_WORK REQUEST:_ What you need to do is retype every entry exactly as written.

************

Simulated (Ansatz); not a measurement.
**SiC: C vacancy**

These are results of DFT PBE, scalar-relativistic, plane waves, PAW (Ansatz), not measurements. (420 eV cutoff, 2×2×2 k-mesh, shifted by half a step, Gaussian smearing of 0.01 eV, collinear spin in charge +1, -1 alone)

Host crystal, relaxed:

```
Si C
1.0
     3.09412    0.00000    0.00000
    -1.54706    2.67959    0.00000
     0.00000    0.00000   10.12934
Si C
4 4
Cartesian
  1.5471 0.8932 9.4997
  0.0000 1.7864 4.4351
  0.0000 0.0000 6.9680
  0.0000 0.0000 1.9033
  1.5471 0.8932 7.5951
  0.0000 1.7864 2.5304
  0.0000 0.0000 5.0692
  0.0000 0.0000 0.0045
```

************

_RESULT:_
Simulated (Ansatz); not a measurement.
**SiC: C vacancy**

These are results of DFT PBE, scalar-relativistic, plane waves, PAW (Ansatz), not measurements. (420 eV cutoff, 2×2×2 k-mesh, shifted by half a step, Gaussian smearing of 0.01 eV, collinear spin in charge +1, -1 alone)

Host crystal, relaxed:

```
Si C
1.0
     3.09412    0.00000    0.00000
    -1.54706    2.67959    0.00000
     0.00000    0.00000   10.12934
Si C
4 4
Cartesian
  1.5471 0.8932 9.4997
  0.0000 1.7864 4.4351
  0.0000 0.0000 6.9680
  0.0000 0.0000 1.9033
  1.5471 0.8932 7.5951
  0.0000 1.7864 2.5304
  0.0000 0.0000 5.0692
  0.0000 0.0000 0.0045
```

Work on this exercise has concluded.